Work request »
Repeat every line of the material that follows, word for word.

Data under study »
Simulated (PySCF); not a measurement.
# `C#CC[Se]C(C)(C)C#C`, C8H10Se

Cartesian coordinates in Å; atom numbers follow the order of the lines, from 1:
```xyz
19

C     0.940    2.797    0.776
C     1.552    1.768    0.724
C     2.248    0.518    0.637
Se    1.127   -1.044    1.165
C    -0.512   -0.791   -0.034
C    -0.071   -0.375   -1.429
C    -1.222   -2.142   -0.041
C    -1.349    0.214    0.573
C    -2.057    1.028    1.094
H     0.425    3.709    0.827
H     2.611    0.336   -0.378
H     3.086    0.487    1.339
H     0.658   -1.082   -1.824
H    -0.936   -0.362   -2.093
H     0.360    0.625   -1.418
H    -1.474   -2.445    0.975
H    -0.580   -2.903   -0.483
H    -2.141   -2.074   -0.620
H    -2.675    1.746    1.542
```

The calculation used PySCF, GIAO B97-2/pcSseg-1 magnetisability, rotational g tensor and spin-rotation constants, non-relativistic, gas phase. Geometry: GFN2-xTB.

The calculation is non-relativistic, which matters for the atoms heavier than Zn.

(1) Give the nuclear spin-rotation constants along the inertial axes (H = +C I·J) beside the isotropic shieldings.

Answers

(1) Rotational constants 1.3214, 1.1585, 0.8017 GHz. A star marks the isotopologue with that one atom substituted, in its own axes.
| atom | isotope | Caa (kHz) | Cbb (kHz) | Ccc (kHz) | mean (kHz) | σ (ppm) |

Result »
Simulated (PySCF); not a measurement.
# `C#CC[Se]C(C)(C)C#C`, C8H10Se

Cartesian coordinates in Å; atom numbers follow the order of the lines, from 1:
```xyz
19

C     0.940    2.797    0.776
C     1.552    1.768    0.724
C     2.248    0.518    0.637
Se    1.127   -1.044    1.165
C    -0.512   -0.791   -0.034
C    -0.071   -0.375   -1.429
C    -1.222   -2.142   -0.041
C    -1.349    0.214    0.573
C    -2.057    1.028    1.094
H     0.425    3.709    0.827
H     2.611    0.336   -0.378
H     3.086    0.487    1.339
H     0.658   -1.082   -1.824
H    -0.936   -0.362   -2.093
H     0.360    0.625   -1.418
H    -1.474   -2.445    0.975
H    -0.580   -2.903   -0.483
H    -2.141   -2.074   -0.620
H    -2.675    1.746    1.542
```

The calculation used PySCF, GIAO B97-2/pcSseg-1 magnetisability, rotational g tensor and spin-rotation constants, non-relativistic, gas phase. Geometry: GFN2-xTB.

The calculation is non-relativistic, which matters for the atoms heavier than Zn.

(1) Give the nuclear spin-rotation constants along the inertial axes (H = +C I·J) beside the isotropic shieldings.

Answers

(1) Rotational constants 1.3214, 1.1585, 0.8017 GHz. A star marks the isotopologue with that one atom substituted, in its own axes.
| atom | isotope | Caa (kHz) | Cbb (kHz) | Ccc (kHz) | mean (kHz) | σ (ppm) |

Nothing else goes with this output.